### Task item
Write out again the entries from the first line to the line that includes "## (1) Set-up", keeping both of those lines.

▶
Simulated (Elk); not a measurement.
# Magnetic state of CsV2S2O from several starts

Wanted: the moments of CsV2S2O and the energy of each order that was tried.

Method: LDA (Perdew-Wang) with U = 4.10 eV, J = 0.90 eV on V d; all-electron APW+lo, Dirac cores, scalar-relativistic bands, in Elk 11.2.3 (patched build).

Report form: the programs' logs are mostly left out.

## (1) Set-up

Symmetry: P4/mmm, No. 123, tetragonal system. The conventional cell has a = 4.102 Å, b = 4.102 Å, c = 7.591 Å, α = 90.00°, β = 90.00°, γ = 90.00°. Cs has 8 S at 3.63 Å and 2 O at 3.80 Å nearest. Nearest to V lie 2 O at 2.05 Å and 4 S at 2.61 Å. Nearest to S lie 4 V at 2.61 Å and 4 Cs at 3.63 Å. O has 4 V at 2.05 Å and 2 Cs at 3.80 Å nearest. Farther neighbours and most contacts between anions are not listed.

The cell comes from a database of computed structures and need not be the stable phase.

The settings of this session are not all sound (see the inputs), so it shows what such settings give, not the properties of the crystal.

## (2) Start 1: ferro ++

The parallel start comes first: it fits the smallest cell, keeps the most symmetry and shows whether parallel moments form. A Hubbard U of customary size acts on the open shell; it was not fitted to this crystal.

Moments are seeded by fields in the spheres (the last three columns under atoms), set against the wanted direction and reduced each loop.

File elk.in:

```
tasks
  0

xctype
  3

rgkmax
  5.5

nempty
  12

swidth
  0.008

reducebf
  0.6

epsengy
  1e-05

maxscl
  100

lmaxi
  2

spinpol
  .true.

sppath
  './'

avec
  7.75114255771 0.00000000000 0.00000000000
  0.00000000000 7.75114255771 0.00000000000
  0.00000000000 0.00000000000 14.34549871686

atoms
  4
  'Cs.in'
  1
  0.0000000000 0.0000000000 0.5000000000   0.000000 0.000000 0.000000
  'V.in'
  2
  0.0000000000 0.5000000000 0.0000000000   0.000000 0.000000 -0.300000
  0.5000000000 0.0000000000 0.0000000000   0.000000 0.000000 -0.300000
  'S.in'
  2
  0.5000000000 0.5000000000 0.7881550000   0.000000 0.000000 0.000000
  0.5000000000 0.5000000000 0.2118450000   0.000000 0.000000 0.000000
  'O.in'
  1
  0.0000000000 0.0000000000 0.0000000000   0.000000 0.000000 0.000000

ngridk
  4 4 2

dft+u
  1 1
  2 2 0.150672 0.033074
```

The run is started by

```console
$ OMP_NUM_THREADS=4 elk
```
◀

### Reply
Simulated (Elk); not a measurement.
# Magnetic state of CsV2S2O from several starts

Wanted: the moments of CsV2S2O and the energy of each order that was tried.

Method: LDA (Perdew-Wang) with U = 4.10 eV, J = 0.90 eV on V d; all-electron APW+lo, Dirac cores, scalar-relativistic bands, in Elk 11.2.3 (patched build).

Report form: the programs' logs are mostly left out.

## (1) Set-up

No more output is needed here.